== Assigned task ==
Every entry should be reproduced word for word.

>>>>>

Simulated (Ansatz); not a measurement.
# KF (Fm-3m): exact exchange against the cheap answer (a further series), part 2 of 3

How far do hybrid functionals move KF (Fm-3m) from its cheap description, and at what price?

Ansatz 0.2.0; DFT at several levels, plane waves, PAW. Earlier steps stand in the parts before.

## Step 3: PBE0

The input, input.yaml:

<<<<<

== Task answer ==
Simulated (Ansatz); not a measurement.
# KF (Fm-3m): exact exchange against the cheap answer (a further series), part 2 of 3

How far do hybrid functionals move KF (Fm-3m) from its cheap description, and at what price?

Ansatz 0.2.0; DFT at several levels, plane waves, PAW. Earlier steps stand in the parts before.

## Step 3: PBE0

The input, input.yaml:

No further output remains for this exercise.